Dataset excerpts »
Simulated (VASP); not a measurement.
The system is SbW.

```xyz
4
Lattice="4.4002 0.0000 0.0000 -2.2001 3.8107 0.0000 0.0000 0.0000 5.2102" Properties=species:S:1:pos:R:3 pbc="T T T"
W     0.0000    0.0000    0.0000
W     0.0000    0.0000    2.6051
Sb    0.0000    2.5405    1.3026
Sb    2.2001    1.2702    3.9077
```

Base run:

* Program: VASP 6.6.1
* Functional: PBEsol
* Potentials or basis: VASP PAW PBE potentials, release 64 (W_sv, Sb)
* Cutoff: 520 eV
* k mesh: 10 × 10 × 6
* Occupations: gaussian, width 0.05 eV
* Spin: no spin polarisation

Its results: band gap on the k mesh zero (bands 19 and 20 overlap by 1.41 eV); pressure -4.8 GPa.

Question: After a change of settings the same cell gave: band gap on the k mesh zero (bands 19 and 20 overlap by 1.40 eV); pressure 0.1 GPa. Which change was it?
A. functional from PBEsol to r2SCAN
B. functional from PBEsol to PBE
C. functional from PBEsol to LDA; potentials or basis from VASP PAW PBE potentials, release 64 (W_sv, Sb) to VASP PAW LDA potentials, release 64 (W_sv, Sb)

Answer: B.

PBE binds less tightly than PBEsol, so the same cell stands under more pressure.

Brief »
Quote the data above in full, changing nothing.

Worked solution »
Simulated (VASP); not a measurement.
The system is SbW.

```xyz
4
Lattice="4.4002 0.0000 0.0000 -2.2001 3.8107 0.0000 0.0000 0.0000 5.2102" Properties=species:S:1:pos:R:3 pbc="T T T"
W     0.0000    0.0000    0.0000
W     0.0000    0.0000    2.6051
Sb    0.0000    2.5405    1.3026
Sb    2.2001    1.2702    3.9077
```

Base run:

* Program: VASP 6.6.1
* Functional: PBEsol
* Potentials or basis: VASP PAW PBE potentials, release 64 (W_sv, Sb)
* Cutoff: 520 eV
* k mesh: 10 × 10 × 6
* Occupations: gaussian, width 0.05 eV
* Spin: no spin polarisation

Its results: band gap on the k mesh zero (bands 19 and 20 overlap by 1.41 eV); pressure -4.8 GPa.

Question: After a change of settings the same cell gave: band gap on the k mesh zero (bands 19 and 20 overlap by 1.40 eV); pressure 0.1 GPa. Which change was it?
A. functional from PBEsol to r2SCAN
B. functional from PBEsol to PBE
C. functional from PBEsol to LDA; potentials or basis from VASP PAW PBE potentials, release 64 (W_sv, Sb) to VASP PAW LDA potentials, release 64 (W_sv, Sb)

Answer: B.

PBE binds less tightly than PBEsol, so the same cell stands under more pressure.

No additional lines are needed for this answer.